------------------------------------

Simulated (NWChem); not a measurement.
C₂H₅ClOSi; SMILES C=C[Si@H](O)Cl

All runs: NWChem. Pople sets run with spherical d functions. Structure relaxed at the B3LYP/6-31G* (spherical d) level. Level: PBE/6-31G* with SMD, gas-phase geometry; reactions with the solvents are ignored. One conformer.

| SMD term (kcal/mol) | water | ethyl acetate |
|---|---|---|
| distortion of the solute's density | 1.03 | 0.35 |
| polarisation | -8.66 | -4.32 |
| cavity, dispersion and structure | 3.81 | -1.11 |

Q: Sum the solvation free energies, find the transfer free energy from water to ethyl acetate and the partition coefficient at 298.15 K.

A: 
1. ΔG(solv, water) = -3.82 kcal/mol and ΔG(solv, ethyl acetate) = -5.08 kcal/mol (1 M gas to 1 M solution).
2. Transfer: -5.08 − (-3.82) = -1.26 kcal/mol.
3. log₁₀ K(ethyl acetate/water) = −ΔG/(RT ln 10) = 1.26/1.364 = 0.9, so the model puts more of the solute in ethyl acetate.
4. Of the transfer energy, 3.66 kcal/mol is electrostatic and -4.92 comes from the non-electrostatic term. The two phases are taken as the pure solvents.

------------------------------------

WORK INSTRUCTION
Reproduce the listing verbatim.

TASK SOLUTION
Simulated (NWChem); not a measurement.
C₂H₅ClOSi; SMILES C=C[Si@H](O)Cl

All runs: NWChem. Pople sets run with spherical d functions. Structure relaxed at the B3LYP/6-31G* (spherical d) level. Level: PBE/6-31G* with SMD, gas-phase geometry; reactions with the solvents are ignored. One conformer.

| SMD term (kcal/mol) | water | ethyl acetate |
|---|---|---|
| distortion of the solute's density | 1.03 | 0.35 |
| polarisation | -8.66 | -4.32 |
| cavity, dispersion and structure | 3.81 | -1.11 |

Q: Sum the solvation free energies, find the transfer free energy from water to ethyl acetate and the partition coefficient at 298.15 K.

A: 
1. ΔG(solv, water) = -3.82 kcal/mol and ΔG(solv, ethyl acetate) = -5.08 kcal/mol (1 M gas to 1 M solution).
2. Transfer: -5.08 − (-3.82) = -1.26 kcal/mol.
3. log₁₀ K(ethyl acetate/water) = −ΔG/(RT ln 10) = 1.26/1.364 = 0.9, so the model puts more of the solute in ethyl acetate.
4. Of the transfer energy, 3.66 kcal/mol is electrostatic and -4.92 comes from the non-electrostatic term. The two phases are taken as the pure solvents.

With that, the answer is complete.